» Record extracts
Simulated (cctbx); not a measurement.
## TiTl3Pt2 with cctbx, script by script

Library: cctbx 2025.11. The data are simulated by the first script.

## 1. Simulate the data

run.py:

» Action item
Return exactly the lines above from the line that has "Library: cctbx 2025.11." through the line that has "## 1. Simulate the data", inclusive, and nothing else.

» Written reply
Library: cctbx 2025.11. The data are simulated by the first script.

## 1. Simulate the data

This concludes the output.